▸ **Excerpted data**:
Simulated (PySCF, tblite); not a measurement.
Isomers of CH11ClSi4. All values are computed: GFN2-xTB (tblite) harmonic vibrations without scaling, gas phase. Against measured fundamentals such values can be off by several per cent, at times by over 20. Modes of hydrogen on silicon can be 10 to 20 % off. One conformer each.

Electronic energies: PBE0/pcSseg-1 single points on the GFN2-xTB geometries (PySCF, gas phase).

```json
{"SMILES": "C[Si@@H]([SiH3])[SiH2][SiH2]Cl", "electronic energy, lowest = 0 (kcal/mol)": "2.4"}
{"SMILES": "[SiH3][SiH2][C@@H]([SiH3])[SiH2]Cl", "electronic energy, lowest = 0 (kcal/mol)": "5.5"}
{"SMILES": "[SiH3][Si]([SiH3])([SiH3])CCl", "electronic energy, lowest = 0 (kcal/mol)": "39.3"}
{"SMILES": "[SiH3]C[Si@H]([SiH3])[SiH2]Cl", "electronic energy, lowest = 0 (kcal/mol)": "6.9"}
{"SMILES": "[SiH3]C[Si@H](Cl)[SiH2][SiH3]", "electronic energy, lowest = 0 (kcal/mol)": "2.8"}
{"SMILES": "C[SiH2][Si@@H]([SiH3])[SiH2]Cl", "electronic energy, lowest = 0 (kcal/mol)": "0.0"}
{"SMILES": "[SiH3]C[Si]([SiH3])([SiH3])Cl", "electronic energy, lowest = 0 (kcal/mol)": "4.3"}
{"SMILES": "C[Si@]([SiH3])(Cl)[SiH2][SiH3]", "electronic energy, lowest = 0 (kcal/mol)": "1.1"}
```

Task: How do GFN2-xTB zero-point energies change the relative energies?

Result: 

▸ **Action item**: Every line from the first entry to the line containing "Task: How do" should be transcribed exactly, and nothing beyond it.

▸ **Expected answer**:
Simulated (PySCF, tblite); not a measurement.
Isomers of CH11ClSi4. All values are computed: GFN2-xTB (tblite) harmonic vibrations without scaling, gas phase. Against measured fundamentals such values can be off by several per cent, at times by over 20. Modes of hydrogen on silicon can be 10 to 20 % off. One conformer each.

Electronic energies: PBE0/pcSseg-1 single points on the GFN2-xTB geometries (PySCF, gas phase).

```json
{"SMILES": "C[Si@@H]([SiH3])[SiH2][SiH2]Cl", "electronic energy, lowest = 0 (kcal/mol)": "2.4"}
{"SMILES": "[SiH3][SiH2][C@@H]([SiH3])[SiH2]Cl", "electronic energy, lowest = 0 (kcal/mol)": "5.5"}
{"SMILES": "[SiH3][Si]([SiH3])([SiH3])CCl", "electronic energy, lowest = 0 (kcal/mol)": "39.3"}
{"SMILES": "[SiH3]C[Si@H]([SiH3])[SiH2]Cl", "electronic energy, lowest = 0 (kcal/mol)": "6.9"}
{"SMILES": "[SiH3]C[Si@H](Cl)[SiH2][SiH3]", "electronic energy, lowest = 0 (kcal/mol)": "2.8"}
{"SMILES": "C[SiH2][Si@@H]([SiH3])[SiH2]Cl", "electronic energy, lowest = 0 (kcal/mol)": "0.0"}
{"SMILES": "[SiH3]C[Si]([SiH3])([SiH3])Cl", "electronic energy, lowest = 0 (kcal/mol)": "4.3"}
{"SMILES": "C[Si@]([SiH3])(Cl)[SiH2][SiH3]", "electronic energy, lowest = 0 (kcal/mol)": "1.1"}
```

Task: How do GFN2-xTB zero-point energies change the relative energies?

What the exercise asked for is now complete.